Work task: Range to output from the entries below: the line containing "Task: Predict the band gap on the k mesh." through the line containing "Result: Zero (bands". Set it down exactly, ends included, nothing else.

Records provided:
'''
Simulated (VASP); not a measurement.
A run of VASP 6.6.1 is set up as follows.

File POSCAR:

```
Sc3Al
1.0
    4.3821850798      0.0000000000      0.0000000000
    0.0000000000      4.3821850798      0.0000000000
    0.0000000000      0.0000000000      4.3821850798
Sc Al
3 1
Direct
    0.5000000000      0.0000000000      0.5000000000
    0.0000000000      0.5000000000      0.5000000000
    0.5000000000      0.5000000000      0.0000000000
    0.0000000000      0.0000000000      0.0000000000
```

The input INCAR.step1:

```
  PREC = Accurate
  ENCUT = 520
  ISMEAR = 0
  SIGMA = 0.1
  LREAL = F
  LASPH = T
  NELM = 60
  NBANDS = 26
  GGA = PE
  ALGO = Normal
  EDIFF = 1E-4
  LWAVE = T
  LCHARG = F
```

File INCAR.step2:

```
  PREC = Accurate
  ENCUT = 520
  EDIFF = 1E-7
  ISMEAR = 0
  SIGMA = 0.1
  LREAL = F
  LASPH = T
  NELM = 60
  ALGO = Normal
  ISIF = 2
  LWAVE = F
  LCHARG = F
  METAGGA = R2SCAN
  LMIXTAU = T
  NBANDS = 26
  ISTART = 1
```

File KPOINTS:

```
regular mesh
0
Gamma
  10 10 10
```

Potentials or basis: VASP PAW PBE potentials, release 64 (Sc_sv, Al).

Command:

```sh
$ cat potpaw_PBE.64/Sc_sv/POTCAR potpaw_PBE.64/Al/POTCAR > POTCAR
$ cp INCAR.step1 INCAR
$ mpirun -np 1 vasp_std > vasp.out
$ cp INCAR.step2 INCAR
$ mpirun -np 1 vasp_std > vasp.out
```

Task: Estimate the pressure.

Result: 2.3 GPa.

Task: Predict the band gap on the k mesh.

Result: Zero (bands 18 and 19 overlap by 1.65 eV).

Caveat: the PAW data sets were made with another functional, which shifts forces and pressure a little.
'''

Exercise result:
Task: Predict the band gap on the k mesh.

Result: Zero (bands 18 and 19 overlap by 1.65 eV).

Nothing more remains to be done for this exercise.